• [WORK ORDER]:
Return the lines below exactly, from the first one through the line that has "Over 15 steps". Leave out everything after it.

• [DATA EXTRACTS]:
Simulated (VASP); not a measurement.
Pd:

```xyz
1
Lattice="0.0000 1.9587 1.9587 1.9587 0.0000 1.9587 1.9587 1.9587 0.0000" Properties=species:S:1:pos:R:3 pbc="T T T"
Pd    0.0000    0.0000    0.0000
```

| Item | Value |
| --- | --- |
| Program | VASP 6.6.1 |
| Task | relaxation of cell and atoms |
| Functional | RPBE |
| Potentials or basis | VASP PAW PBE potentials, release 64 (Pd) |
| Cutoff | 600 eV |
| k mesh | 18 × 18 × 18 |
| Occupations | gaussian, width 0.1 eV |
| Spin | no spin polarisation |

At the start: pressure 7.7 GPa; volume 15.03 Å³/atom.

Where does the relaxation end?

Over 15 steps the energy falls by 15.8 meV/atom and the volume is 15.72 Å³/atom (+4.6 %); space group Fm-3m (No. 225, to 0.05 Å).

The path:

• [EXERCISE RESULT]:
Simulated (VASP); not a measurement.
Pd:

```xyz
1
Lattice="0.0000 1.9587 1.9587 1.9587 0.0000 1.9587 1.9587 1.9587 0.0000" Properties=species:S:1:pos:R:3 pbc="T T T"
Pd    0.0000    0.0000    0.0000
```

| Item | Value |
| --- | --- |
| Program | VASP 6.6.1 |
| Task | relaxation of cell and atoms |
| Functional | RPBE |
| Potentials or basis | VASP PAW PBE potentials, release 64 (Pd) |
| Cutoff | 600 eV |
| k mesh | 18 × 18 × 18 |
| Occupations | gaussian, width 0.1 eV |
| Spin | no spin polarisation |

At the start: pressure 7.7 GPa; volume 15.03 Å³/atom.

Where does the relaxation end?

Over 15 steps the energy falls by 15.8 meV/atom and the volume is 15.72 Å³/atom (+4.6 %); space group Fm-3m (No. 225, to 0.05 Å).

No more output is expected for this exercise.